***** LISTED ENTRIES *****

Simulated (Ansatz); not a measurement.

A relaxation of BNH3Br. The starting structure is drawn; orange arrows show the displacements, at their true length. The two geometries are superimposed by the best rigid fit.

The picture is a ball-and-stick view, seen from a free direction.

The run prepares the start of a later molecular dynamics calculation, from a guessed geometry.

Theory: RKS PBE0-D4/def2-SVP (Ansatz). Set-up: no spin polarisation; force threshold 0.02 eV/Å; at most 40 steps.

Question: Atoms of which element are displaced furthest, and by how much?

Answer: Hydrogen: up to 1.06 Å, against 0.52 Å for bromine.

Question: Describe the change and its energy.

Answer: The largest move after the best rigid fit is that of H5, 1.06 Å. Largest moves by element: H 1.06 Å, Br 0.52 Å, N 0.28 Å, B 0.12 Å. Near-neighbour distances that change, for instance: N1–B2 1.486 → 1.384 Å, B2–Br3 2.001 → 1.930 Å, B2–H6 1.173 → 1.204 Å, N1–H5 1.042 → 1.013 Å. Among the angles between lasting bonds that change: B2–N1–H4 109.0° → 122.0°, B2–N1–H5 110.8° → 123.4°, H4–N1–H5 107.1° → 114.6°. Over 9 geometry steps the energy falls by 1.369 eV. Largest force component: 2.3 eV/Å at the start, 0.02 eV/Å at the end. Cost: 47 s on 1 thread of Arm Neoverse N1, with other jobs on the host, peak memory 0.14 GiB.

*****

## EXERCISE
Only the lines from the beginning of the material to the line containing "Question: Describe the change and its energy." should be echoed, verbatim and in full.

## EXPECTED ANSWER
Simulated (Ansatz); not a measurement.

A relaxation of BNH3Br. The starting structure is drawn; orange arrows show the displacements, at their true length. The two geometries are superimposed by the best rigid fit.

The picture is a ball-and-stick view, seen from a free direction.

The run prepares the start of a later molecular dynamics calculation, from a guessed geometry.

Theory: RKS PBE0-D4/def2-SVP (Ansatz). Set-up: no spin polarisation; force threshold 0.02 eV/Å; at most 40 steps.

Question: Atoms of which element are displaced furthest, and by how much?

Answer: Hydrogen: up to 1.06 Å, against 0.52 Å for bromine.

Question: Describe the change and its energy.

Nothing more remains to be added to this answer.